* Required action:
Would you set down every line of the data below exactly as it reads?

* Record extracts:
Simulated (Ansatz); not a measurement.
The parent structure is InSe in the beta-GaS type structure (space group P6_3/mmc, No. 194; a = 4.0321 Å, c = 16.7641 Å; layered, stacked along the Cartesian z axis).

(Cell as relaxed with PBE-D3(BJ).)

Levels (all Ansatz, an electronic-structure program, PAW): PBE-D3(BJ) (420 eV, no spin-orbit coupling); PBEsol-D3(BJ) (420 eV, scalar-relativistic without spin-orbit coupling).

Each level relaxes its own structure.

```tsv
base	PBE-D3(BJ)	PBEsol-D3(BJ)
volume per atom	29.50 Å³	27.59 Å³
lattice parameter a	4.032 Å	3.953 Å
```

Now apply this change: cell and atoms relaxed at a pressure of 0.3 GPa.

* Written response:
Simulated (Ansatz); not a measurement.
The parent structure is InSe in the beta-GaS type structure (space group P6_3/mmc, No. 194; a = 4.0321 Å, c = 16.7641 Å; layered, stacked along the Cartesian z axis).

(Cell as relaxed with PBE-D3(BJ).)

Levels (all Ansatz, an electronic-structure program, PAW): PBE-D3(BJ) (420 eV, no spin-orbit coupling); PBEsol-D3(BJ) (420 eV, scalar-relativistic without spin-orbit coupling).

Each level relaxes its own structure.

```tsv
base	PBE-D3(BJ)	PBEsol-D3(BJ)
volume per atom	29.50 Å³	27.59 Å³
lattice parameter a	4.032 Å	3.953 Å
```

Now apply this change: cell and atoms relaxed at a pressure of 0.3 GPa.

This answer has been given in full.